--------

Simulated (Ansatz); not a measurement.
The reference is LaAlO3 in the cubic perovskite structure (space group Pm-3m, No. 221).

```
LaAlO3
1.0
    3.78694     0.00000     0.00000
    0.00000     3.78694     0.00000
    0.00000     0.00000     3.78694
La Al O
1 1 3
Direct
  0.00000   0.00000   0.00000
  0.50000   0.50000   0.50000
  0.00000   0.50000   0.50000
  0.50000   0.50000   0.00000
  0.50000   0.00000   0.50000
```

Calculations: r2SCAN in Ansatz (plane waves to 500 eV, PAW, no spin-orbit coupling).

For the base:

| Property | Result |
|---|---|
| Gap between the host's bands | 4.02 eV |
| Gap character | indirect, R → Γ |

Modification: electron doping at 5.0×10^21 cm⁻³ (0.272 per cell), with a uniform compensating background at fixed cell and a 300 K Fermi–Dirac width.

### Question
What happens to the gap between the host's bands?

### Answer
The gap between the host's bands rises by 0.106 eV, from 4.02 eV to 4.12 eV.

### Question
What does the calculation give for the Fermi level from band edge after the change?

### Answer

--------

▸ **Requirement**
Your answer should consist of the material above, written out word for word.

▸ **Exercise solution**
Simulated (Ansatz); not a measurement.
The reference is LaAlO3 in the cubic perovskite structure (space group Pm-3m, No. 221).

```
LaAlO3
1.0
    3.78694     0.00000     0.00000
    0.00000     3.78694     0.00000
    0.00000     0.00000     3.78694
La Al O
1 1 3
Direct
  0.00000   0.00000   0.00000
  0.50000   0.50000   0.50000
  0.00000   0.50000   0.50000
  0.50000   0.50000   0.00000
  0.50000   0.00000   0.50000
```

Calculations: r2SCAN in Ansatz (plane waves to 500 eV, PAW, no spin-orbit coupling).

For the base:

| Property | Result |
|---|---|
| Gap between the host's bands | 4.02 eV |
| Gap character | indirect, R → Γ |

Modification: electron doping at 5.0×10^21 cm⁻³ (0.272 per cell), with a uniform compensating background at fixed cell and a 300 K Fermi–Dirac width.

### Question
What happens to the gap between the host's bands?

### Answer
The gap between the host's bands rises by 0.106 eV, from 4.02 eV to 4.12 eV.

### Question
What does the calculation give for the Fermi level from band edge after the change?

### Answer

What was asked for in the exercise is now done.